▸ Dataset records
************

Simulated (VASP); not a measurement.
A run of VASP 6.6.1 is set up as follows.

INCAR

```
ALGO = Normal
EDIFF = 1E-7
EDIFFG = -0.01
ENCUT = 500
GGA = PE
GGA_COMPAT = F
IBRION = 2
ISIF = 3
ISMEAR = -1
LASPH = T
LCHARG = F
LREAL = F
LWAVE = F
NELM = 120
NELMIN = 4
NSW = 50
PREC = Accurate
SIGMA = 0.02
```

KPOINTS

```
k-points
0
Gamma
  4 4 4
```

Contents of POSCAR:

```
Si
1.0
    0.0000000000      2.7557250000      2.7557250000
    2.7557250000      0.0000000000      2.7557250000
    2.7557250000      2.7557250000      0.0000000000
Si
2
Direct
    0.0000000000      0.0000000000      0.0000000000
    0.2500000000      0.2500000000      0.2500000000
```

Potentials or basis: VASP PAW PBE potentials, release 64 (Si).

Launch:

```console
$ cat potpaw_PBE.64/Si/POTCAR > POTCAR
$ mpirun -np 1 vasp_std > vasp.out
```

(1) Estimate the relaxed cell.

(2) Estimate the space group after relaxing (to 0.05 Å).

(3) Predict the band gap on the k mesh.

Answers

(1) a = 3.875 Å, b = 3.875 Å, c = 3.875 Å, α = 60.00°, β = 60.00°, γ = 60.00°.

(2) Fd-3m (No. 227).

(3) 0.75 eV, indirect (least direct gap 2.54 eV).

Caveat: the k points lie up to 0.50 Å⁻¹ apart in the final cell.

************

▸ Assigned task
Return the span of lines in the data above that opens at the line with "(1) a = 3.875" and closes at the line with "(3) 0.75 eV, indirect", exactly, ends included, nothing else.

▸ Task response
(1) a = 3.875 Å, b = 3.875 Å, c = 3.875 Å, α = 60.00°, β = 60.00°, γ = 60.00°.

(2) Fd-3m (No. 227).

(3) 0.75 eV, indirect (least direct gap 2.54 eV).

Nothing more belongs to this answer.